● **Data to examine**
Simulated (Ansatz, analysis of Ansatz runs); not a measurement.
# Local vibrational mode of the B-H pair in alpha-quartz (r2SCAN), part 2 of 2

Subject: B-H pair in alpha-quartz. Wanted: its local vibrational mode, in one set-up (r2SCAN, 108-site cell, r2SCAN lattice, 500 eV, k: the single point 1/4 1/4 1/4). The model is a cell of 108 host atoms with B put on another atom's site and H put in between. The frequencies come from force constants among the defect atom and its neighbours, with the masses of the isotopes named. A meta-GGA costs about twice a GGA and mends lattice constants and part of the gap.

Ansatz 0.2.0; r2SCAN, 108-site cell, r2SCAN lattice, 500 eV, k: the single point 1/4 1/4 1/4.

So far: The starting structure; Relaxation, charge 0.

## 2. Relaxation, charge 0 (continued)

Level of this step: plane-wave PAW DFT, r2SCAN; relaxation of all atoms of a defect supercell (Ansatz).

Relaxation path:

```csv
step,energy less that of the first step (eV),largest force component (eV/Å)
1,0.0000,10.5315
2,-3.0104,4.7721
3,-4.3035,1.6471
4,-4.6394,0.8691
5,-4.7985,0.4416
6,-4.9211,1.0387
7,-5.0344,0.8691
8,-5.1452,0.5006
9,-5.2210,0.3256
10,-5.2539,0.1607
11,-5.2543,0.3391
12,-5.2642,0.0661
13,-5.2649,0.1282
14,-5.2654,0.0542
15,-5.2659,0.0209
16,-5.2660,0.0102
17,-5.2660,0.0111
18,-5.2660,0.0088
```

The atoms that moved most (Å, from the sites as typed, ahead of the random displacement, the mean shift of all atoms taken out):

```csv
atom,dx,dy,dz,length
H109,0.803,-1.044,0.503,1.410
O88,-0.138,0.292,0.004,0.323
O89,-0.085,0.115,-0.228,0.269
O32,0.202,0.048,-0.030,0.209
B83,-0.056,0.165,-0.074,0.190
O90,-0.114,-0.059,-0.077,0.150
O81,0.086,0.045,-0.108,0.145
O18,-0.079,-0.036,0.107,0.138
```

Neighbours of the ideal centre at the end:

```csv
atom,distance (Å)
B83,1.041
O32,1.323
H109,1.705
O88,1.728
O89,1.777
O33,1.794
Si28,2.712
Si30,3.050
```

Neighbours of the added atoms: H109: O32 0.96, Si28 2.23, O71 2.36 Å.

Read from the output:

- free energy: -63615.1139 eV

● **Requirement**
Copy the material above word for word, taking the first line, the line containing "Subject: B-H pair", and every line between them, and nothing else.

● **Result**
Simulated (Ansatz, analysis of Ansatz runs); not a measurement.
# Local vibrational mode of the B-H pair in alpha-quartz (r2SCAN), part 2 of 2

Subject: B-H pair in alpha-quartz. Wanted: its local vibrational mode, in one set-up (r2SCAN, 108-site cell, r2SCAN lattice, 500 eV, k: the single point 1/4 1/4 1/4). The model is a cell of 108 host atoms with B put on another atom's site and H put in between. The frequencies come from force constants among the defect atom and its neighbours, with the masses of the isotopes named. A meta-GGA costs about twice a GGA and mends lattice constants and part of the gap.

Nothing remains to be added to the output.